● ACTIVITY: Only the lines from the top of the following listing through the line with "### Step 2." belong in your answer, exactly as written.

● RECORD SET:
_ _ _ _

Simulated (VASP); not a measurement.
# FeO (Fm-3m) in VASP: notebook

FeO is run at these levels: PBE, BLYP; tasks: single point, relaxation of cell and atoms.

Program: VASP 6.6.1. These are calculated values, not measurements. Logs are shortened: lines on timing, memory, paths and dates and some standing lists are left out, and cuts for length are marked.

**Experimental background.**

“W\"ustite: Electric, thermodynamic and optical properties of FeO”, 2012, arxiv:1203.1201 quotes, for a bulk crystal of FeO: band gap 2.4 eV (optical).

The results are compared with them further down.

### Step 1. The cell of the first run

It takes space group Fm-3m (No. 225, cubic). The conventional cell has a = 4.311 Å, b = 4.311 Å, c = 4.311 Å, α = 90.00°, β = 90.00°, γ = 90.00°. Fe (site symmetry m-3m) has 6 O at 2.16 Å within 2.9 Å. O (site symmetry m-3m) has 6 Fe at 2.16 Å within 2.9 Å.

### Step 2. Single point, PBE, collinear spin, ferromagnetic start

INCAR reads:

_ _ _ _

● PROBLEM SOLUTION:
Simulated (VASP); not a measurement.
# FeO (Fm-3m) in VASP: notebook

FeO is run at these levels: PBE, BLYP; tasks: single point, relaxation of cell and atoms.

Program: VASP 6.6.1. These are calculated values, not measurements. Logs are shortened: lines on timing, memory, paths and dates and some standing lists are left out, and cuts for length are marked.

**Experimental background.**

“W\"ustite: Electric, thermodynamic and optical properties of FeO”, 2012, arxiv:1203.1201 quotes, for a bulk crystal of FeO: band gap 2.4 eV (optical).

The results are compared with them further down.

### Step 1. The cell of the first run

It takes space group Fm-3m (No. 225, cubic). The conventional cell has a = 4.311 Å, b = 4.311 Å, c = 4.311 Å, α = 90.00°, β = 90.00°, γ = 90.00°. Fe (site symmetry m-3m) has 6 O at 2.16 Å within 2.9 Å. O (site symmetry m-3m) has 6 Fe at 2.16 Å within 2.9 Å.

### Step 2. Single point, PBE, collinear spin, ferromagnetic start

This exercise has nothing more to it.